%%

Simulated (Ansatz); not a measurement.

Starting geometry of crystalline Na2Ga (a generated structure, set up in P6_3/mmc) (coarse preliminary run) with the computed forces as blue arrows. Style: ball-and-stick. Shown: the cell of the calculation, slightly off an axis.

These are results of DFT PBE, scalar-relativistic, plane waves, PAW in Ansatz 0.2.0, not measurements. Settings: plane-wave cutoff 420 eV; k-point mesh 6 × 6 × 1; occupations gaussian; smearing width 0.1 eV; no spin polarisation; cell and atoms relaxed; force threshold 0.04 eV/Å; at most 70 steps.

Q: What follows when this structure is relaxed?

%%

In full and exactly as written, reproduce the records above.

* Response:
Simulated (Ansatz); not a measurement.

Starting geometry of crystalline Na2Ga (a generated structure, set up in P6_3/mmc) (coarse preliminary run) with the computed forces as blue arrows. Style: ball-and-stick. Shown: the cell of the calculation, slightly off an axis.

These are results of DFT PBE, scalar-relativistic, plane waves, PAW in Ansatz 0.2.0, not measurements. Settings: plane-wave cutoff 420 eV; k-point mesh 6 × 6 × 1; occupations gaussian; smearing width 0.1 eV; no spin polarisation; cell and atoms relaxed; force threshold 0.04 eV/Å; at most 70 steps.

Q: What follows when this structure is relaxed?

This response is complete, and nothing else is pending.